→ Work item: Copy out all of the entries below without any change.

→ Input data:
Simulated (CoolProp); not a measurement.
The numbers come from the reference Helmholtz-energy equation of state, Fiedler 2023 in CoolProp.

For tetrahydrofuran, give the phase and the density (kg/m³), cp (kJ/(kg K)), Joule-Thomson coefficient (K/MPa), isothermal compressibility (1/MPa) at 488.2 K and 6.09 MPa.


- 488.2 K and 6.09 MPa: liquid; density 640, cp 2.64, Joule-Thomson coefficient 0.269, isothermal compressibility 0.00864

→ Answer section:
Simulated (CoolProp); not a measurement.
The numbers come from the reference Helmholtz-energy equation of state, Fiedler 2023 in CoolProp.

For tetrahydrofuran, give the phase and the density (kg/m³), cp (kJ/(kg K)), Joule-Thomson coefficient (K/MPa), isothermal compressibility (1/MPa) at 488.2 K and 6.09 MPa.


- 488.2 K and 6.09 MPa: liquid; density 640, cp 2.64, Joule-Thomson coefficient 0.269, isothermal compressibility 0.00864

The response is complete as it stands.